> WORK REQUEST: What you hand back must match the listing exactly.

> EXCERPTED DATA:
_____

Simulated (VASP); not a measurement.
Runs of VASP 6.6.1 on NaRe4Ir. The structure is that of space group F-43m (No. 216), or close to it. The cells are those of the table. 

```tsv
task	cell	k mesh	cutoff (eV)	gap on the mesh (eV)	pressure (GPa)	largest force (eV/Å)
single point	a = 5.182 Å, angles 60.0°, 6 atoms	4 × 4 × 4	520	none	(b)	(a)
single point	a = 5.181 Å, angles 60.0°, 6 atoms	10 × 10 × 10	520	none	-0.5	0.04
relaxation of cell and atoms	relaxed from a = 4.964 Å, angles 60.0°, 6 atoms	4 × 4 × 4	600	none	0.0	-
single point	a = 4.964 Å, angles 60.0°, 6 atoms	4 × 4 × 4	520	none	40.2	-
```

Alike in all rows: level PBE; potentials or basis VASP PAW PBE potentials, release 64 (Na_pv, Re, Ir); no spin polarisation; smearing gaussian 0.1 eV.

_____

> TASK ANSWER:
Simulated (VASP); not a measurement.
Runs of VASP 6.6.1 on NaRe4Ir. The structure is that of space group F-43m (No. 216), or close to it. The cells are those of the table. 

```tsv
task	cell	k mesh	cutoff (eV)	gap on the mesh (eV)	pressure (GPa)	largest force (eV/Å)
single point	a = 5.182 Å, angles 60.0°, 6 atoms	4 × 4 × 4	520	none	(b)	(a)
single point	a = 5.181 Å, angles 60.0°, 6 atoms	10 × 10 × 10	520	none	-0.5	0.04
relaxation of cell and atoms	relaxed from a = 4.964 Å, angles 60.0°, 6 atoms	4 × 4 × 4	600	none	0.0	-
single point	a = 4.964 Å, angles 60.0°, 6 atoms	4 × 4 × 4	520	none	40.2	-
```

Alike in all rows: level PBE; potentials or basis VASP PAW PBE potentials, release 64 (Na_pv, Re, Ir); no spin polarisation; smearing gaussian 0.1 eV.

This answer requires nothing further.